### TASK ITEM
With the first line below as the start and the line containing "1.09 | −0.390 |" as the end, copy every line between them exactly, ends included.

——

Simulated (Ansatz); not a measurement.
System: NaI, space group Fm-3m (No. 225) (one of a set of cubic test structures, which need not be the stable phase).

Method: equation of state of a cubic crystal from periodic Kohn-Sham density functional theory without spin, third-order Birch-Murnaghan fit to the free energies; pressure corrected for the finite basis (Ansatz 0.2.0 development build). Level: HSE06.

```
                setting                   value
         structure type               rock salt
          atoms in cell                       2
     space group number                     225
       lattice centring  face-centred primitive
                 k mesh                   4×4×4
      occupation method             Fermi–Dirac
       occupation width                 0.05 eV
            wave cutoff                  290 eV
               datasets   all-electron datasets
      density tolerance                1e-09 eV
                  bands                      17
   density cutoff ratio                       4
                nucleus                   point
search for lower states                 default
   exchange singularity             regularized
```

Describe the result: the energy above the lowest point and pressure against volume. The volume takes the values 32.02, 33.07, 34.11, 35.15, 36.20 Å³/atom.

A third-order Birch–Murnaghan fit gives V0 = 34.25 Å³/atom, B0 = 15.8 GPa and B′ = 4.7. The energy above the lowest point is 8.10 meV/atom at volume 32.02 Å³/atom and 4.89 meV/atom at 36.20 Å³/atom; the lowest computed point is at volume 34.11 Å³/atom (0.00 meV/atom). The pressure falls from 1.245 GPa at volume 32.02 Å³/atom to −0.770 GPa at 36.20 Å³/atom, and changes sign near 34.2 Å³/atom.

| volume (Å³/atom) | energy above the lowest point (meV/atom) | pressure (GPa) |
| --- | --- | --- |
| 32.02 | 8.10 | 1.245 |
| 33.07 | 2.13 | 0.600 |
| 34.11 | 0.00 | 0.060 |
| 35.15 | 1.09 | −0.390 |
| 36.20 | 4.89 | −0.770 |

——

### ANSWER AREA
Simulated (Ansatz); not a measurement.
System: NaI, space group Fm-3m (No. 225) (one of a set of cubic test structures, which need not be the stable phase).

Method: equation of state of a cubic crystal from periodic Kohn-Sham density functional theory without spin, third-order Birch-Murnaghan fit to the free energies; pressure corrected for the finite basis (Ansatz 0.2.0 development build). Level: HSE06.

```
                setting                   value
         structure type               rock salt
          atoms in cell                       2
     space group number                     225
       lattice centring  face-centred primitive
                 k mesh                   4×4×4
      occupation method             Fermi–Dirac
       occupation width                 0.05 eV
            wave cutoff                  290 eV
               datasets   all-electron datasets
      density tolerance                1e-09 eV
                  bands                      17
   density cutoff ratio                       4
                nucleus                   point
search for lower states                 default
   exchange singularity             regularized
```

Describe the result: the energy above the lowest point and pressure against volume. The volume takes the values 32.02, 33.07, 34.11, 35.15, 36.20 Å³/atom.

A third-order Birch–Murnaghan fit gives V0 = 34.25 Å³/atom, B0 = 15.8 GPa and B′ = 4.7. The energy above the lowest point is 8.10 meV/atom at volume 32.02 Å³/atom and 4.89 meV/atom at 36.20 Å³/atom; the lowest computed point is at volume 34.11 Å³/atom (0.00 meV/atom). The pressure falls from 1.245 GPa at volume 32.02 Å³/atom to −0.770 GPa at 36.20 Å³/atom, and changes sign near 34.2 Å³/atom.

| volume (Å³/atom) | energy above the lowest point (meV/atom) | pressure (GPa) |
| --- | --- | --- |
| 32.02 | 8.10 | 1.245 |
| 33.07 | 2.13 | 0.600 |
| 34.11 | 0.00 | 0.060 |
| 35.15 | 1.09 | −0.390 |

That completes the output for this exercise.